*** Opening of Given records ***

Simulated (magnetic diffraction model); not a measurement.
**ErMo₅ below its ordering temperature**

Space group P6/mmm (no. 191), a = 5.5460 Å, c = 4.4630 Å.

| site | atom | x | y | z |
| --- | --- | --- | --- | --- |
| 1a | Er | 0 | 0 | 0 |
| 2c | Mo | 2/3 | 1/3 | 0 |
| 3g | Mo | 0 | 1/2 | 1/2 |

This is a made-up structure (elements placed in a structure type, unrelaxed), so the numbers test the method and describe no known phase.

*** Close of Given records ***

Brief: Since only part of the listing is wanted, copy exactly the lines from the one holding "its ordering temperature**" to the one holding "0 | 1/2 | 1/2 |", both included.

Exercise answer:
**ErMo₅ below its ordering temperature**

Space group P6/mmm (no. 191), a = 5.5460 Å, c = 4.4630 Å.

| site | atom | x | y | z |
| --- | --- | --- | --- | --- |
| 1a | Er | 0 | 0 | 0 |
| 2c | Mo | 2/3 | 1/3 | 0 |
| 3g | Mo | 0 | 1/2 | 1/2 |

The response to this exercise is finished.